## DATA SECTION
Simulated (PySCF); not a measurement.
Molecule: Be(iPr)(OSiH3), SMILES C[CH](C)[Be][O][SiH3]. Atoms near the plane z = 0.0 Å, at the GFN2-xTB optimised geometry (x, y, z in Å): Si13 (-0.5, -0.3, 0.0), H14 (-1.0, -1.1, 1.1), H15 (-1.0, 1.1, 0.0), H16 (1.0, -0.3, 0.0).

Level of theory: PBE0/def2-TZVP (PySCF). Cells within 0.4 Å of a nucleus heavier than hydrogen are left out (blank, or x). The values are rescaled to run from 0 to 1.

## ASSIGNED TASK
Transcribe only the lines from the beginning of the entries to the line with "Molecule: Be(iPr)(OSiH3), SMILES", inclusive, exactly as written.

## TASK SOLUTION
Simulated (PySCF); not a measurement.
Molecule: Be(iPr)(OSiH3), SMILES C[CH](C)[Be][O][SiH3]. Atoms near the plane z = 0.0 Å, at the GFN2-xTB optimised geometry (x, y, z in Å): Si13 (-0.5, -0.3, 0.0), H14 (-1.0, -1.1, 1.1), H15 (-1.0, 1.1, 0.0), H16 (1.0, -0.3, 0.0).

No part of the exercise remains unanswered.